__Activity__:
Give again, unaltered, the lines of the listing below that run from the line having "Conserved energy less the first (meV/atom) |" through the line having "32.5 | 0.09 |".

(Dataset records Opens)

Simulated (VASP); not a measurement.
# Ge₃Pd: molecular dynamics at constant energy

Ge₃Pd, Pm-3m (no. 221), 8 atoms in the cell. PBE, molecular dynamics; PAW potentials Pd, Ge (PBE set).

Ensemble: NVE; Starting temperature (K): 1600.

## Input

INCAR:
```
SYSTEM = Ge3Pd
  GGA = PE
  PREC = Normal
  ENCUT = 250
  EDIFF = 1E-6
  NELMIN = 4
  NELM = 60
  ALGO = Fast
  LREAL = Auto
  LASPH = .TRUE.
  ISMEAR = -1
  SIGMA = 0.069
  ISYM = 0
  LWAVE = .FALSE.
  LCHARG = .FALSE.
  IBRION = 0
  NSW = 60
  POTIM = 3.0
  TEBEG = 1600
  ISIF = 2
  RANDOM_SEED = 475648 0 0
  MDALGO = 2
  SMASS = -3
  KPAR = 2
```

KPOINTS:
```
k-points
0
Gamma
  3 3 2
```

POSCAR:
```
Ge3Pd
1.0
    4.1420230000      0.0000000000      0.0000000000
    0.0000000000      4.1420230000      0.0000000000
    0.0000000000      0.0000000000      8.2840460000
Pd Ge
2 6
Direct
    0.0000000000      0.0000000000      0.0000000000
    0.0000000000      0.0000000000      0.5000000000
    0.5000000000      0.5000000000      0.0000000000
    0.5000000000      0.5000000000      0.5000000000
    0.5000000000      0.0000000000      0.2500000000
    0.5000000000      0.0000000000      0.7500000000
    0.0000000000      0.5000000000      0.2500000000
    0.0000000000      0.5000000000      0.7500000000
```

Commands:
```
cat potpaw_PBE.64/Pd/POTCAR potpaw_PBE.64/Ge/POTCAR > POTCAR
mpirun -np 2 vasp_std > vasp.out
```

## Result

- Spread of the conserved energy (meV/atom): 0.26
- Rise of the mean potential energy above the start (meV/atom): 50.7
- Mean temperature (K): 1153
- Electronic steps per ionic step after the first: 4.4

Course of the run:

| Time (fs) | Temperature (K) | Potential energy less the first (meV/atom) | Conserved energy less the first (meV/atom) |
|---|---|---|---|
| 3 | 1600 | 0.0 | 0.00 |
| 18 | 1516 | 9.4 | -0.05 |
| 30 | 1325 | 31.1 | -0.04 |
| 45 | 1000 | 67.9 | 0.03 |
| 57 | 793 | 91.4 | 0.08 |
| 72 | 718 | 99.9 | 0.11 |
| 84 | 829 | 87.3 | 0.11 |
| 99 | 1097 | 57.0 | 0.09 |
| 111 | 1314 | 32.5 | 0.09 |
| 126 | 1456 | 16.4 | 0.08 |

(Dataset records Closes)

__Answer box__:
| Time (fs) | Temperature (K) | Potential energy less the first (meV/atom) | Conserved energy less the first (meV/atom) |
|---|---|---|---|
| 3 | 1600 | 0.0 | 0.00 |
| 18 | 1516 | 9.4 | -0.05 |
| 30 | 1325 | 31.1 | -0.04 |
| 45 | 1000 | 67.9 | 0.03 |
| 57 | 793 | 91.4 | 0.08 |
| 72 | 718 | 99.9 | 0.11 |
| 84 | 829 | 87.3 | 0.11 |
| 99 | 1097 | 57.0 | 0.09 |
| 111 | 1314 | 32.5 | 0.09 |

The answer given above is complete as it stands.